## [Work order]
Please write out exactly, and only, the lines from the first in the material below to the line containing "Answer: -0.1 GPa.", both included.

^^^^
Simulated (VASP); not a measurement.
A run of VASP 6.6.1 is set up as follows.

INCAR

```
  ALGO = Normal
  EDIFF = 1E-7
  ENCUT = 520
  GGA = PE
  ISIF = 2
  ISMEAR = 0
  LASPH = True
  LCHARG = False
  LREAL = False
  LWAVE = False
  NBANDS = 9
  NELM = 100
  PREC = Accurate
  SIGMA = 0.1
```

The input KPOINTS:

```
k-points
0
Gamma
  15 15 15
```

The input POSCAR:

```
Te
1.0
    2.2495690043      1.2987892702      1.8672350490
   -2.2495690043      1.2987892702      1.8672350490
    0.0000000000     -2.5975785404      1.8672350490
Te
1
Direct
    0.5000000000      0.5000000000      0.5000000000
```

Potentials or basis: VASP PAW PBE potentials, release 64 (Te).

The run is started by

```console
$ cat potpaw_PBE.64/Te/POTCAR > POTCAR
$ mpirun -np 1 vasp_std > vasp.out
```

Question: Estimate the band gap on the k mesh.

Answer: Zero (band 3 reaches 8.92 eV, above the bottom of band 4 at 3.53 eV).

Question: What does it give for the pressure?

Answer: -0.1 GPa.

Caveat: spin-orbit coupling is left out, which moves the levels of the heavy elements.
^^^^

## [Answer section]
Simulated (VASP); not a measurement.
A run of VASP 6.6.1 is set up as follows.

INCAR

```
  ALGO = Normal
  EDIFF = 1E-7
  ENCUT = 520
  GGA = PE
  ISIF = 2
  ISMEAR = 0
  LASPH = True
  LCHARG = False
  LREAL = False
  LWAVE = False
  NBANDS = 9
  NELM = 100
  PREC = Accurate
  SIGMA = 0.1
```

The input KPOINTS:

```
k-points
0
Gamma
  15 15 15
```

The input POSCAR:

```
Te
1.0
    2.2495690043      1.2987892702      1.8672350490
   -2.2495690043      1.2987892702      1.8672350490
    0.0000000000     -2.5975785404      1.8672350490
Te
1
Direct
    0.5000000000      0.5000000000      0.5000000000
```

Potentials or basis: VASP PAW PBE potentials, release 64 (Te).

The run is started by

```console
$ cat potpaw_PBE.64/Te/POTCAR > POTCAR
$ mpirun -np 1 vasp_std > vasp.out
```

Question: Estimate the band gap on the k mesh.

Answer: Zero (band 3 reaches 8.92 eV, above the bottom of band 4 at 3.53 eV).

Question: What does it give for the pressure?

Answer: -0.1 GPa.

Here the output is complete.